§ DATASET CONTENT
::::::::::
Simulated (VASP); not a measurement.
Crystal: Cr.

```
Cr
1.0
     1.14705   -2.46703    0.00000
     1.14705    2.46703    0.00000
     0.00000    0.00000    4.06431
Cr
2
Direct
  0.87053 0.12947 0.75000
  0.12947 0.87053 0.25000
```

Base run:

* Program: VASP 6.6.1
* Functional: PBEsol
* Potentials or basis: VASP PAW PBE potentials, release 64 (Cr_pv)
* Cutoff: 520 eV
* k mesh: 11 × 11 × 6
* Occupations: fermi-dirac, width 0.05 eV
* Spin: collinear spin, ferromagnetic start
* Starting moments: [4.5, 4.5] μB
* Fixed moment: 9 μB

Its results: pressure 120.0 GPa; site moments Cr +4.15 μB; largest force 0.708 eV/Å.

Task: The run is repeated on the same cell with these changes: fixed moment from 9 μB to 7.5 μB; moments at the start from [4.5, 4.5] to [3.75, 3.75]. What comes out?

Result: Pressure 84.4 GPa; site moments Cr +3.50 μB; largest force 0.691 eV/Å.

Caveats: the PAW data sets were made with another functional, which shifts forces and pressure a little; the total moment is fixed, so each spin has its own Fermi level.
::::::::::

The response must repeat exactly the lines from the top of the material through the line containing "Task: The run", both included, with no other output.

§ TASK OUTPUT
Simulated (VASP); not a measurement.
Crystal: Cr.

```
Cr
1.0
     1.14705   -2.46703    0.00000
     1.14705    2.46703    0.00000
     0.00000    0.00000    4.06431
Cr
2
Direct
  0.87053 0.12947 0.75000
  0.12947 0.87053 0.25000
```

Base run:

* Program: VASP 6.6.1
* Functional: PBEsol
* Potentials or basis: VASP PAW PBE potentials, release 64 (Cr_pv)
* Cutoff: 520 eV
* k mesh: 11 × 11 × 6
* Occupations: fermi-dirac, width 0.05 eV
* Spin: collinear spin, ferromagnetic start
* Starting moments: [4.5, 4.5] μB
* Fixed moment: 9 μB

Its results: pressure 120.0 GPa; site moments Cr +4.15 μB; largest force 0.708 eV/Å.

Task: The run is repeated on the same cell with these changes: fixed moment from 9 μB to 7.5 μB; moments at the start from [4.5, 4.5] to [3.75, 3.75]. What comes out?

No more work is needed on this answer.